··· RECORD SET
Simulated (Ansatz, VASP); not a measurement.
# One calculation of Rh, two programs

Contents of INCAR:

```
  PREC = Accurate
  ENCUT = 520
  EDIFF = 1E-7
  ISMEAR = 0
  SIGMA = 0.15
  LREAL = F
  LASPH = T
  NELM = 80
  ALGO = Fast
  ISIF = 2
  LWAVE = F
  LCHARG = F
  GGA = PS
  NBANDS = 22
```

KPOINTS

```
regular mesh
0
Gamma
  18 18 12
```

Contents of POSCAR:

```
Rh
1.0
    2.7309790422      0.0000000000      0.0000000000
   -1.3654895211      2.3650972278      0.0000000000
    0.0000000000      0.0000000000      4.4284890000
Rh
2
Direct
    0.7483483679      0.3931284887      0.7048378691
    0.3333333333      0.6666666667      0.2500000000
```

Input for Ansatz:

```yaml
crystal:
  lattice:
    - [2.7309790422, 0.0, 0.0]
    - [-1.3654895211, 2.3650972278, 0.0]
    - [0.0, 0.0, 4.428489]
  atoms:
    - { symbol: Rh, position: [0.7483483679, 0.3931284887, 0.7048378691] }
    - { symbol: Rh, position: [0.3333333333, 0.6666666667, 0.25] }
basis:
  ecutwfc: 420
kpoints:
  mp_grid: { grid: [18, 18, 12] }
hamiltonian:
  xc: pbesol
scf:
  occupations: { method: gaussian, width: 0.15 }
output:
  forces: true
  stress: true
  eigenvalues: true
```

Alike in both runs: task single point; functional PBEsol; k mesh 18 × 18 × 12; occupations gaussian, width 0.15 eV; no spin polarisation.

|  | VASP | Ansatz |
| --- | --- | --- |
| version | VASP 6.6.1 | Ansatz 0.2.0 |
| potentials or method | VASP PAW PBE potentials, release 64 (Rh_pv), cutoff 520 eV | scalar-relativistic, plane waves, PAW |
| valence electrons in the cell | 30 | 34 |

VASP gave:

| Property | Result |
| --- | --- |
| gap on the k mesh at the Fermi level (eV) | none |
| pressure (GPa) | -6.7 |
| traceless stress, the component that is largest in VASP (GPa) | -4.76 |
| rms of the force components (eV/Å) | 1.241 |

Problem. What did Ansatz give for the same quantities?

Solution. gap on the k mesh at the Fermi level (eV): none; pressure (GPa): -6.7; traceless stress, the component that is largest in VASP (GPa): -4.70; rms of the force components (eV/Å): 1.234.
······

### [ACTIVITY]
Please give back the records exactly as written, beginning at the first line and including the line that holds "(eV) | none |" as the last.

### [WRITTEN SOLUTION]
Simulated (Ansatz, VASP); not a measurement.
# One calculation of Rh, two programs

Contents of INCAR:

```
  PREC = Accurate
  ENCUT = 520
  EDIFF = 1E-7
  ISMEAR = 0
  SIGMA = 0.15
  LREAL = F
  LASPH = T
  NELM = 80
  ALGO = Fast
  ISIF = 2
  LWAVE = F
  LCHARG = F
  GGA = PS
  NBANDS = 22
```

KPOINTS

```
regular mesh
0
Gamma
  18 18 12
```

Contents of POSCAR:

```
Rh
1.0
    2.7309790422      0.0000000000      0.0000000000
   -1.3654895211      2.3650972278      0.0000000000
    0.0000000000      0.0000000000      4.4284890000
Rh
2
Direct
    0.7483483679      0.3931284887      0.7048378691
    0.3333333333      0.6666666667      0.2500000000
```

Input for Ansatz:

```yaml
crystal:
  lattice:
    - [2.7309790422, 0.0, 0.0]
    - [-1.3654895211, 2.3650972278, 0.0]
    - [0.0, 0.0, 4.428489]
  atoms:
    - { symbol: Rh, position: [0.7483483679, 0.3931284887, 0.7048378691] }
    - { symbol: Rh, position: [0.3333333333, 0.6666666667, 0.25] }
basis:
  ecutwfc: 420
kpoints:
  mp_grid: { grid: [18, 18, 12] }
hamiltonian:
  xc: pbesol
scf:
  occupations: { method: gaussian, width: 0.15 }
output:
  forces: true
  stress: true
  eigenvalues: true
```

Alike in both runs: task single point; functional PBEsol; k mesh 18 × 18 × 12; occupations gaussian, width 0.15 eV; no spin polarisation.

|  | VASP | Ansatz |
| --- | --- | --- |
| version | VASP 6.6.1 | Ansatz 0.2.0 |
| potentials or method | VASP PAW PBE potentials, release 64 (Rh_pv), cutoff 520 eV | scalar-relativistic, plane waves, PAW |
| valence electrons in the cell | 30 | 34 |

VASP gave:

| Property | Result |
| --- | --- |
| gap on the k mesh at the Fermi level (eV) | none |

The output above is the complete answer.